▶ **Action item**
Below is a set of records. Repeat all of them exactly.

▶ **Material provided**

+ + + + + + +

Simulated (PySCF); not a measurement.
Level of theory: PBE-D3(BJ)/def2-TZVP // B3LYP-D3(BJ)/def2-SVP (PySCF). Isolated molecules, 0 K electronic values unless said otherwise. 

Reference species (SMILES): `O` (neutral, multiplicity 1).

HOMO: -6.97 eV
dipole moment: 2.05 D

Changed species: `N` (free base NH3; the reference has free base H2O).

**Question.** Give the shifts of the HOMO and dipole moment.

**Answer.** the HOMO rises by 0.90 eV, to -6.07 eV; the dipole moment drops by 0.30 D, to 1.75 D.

+ + + + + + +

▶ **Reply**
Simulated (PySCF); not a measurement.
Level of theory: PBE-D3(BJ)/def2-TZVP // B3LYP-D3(BJ)/def2-SVP (PySCF). Isolated molecules, 0 K electronic values unless said otherwise. 

Reference species (SMILES): `O` (neutral, multiplicity 1).

HOMO: -6.97 eV
dipole moment: 2.05 D

Changed species: `N` (free base NH3; the reference has free base H2O).

**Question.** Give the shifts of the HOMO and dipole moment.

**Answer.** the HOMO rises by 0.90 eV, to -6.07 eV; the dipole moment drops by 0.30 D, to 1.75 D.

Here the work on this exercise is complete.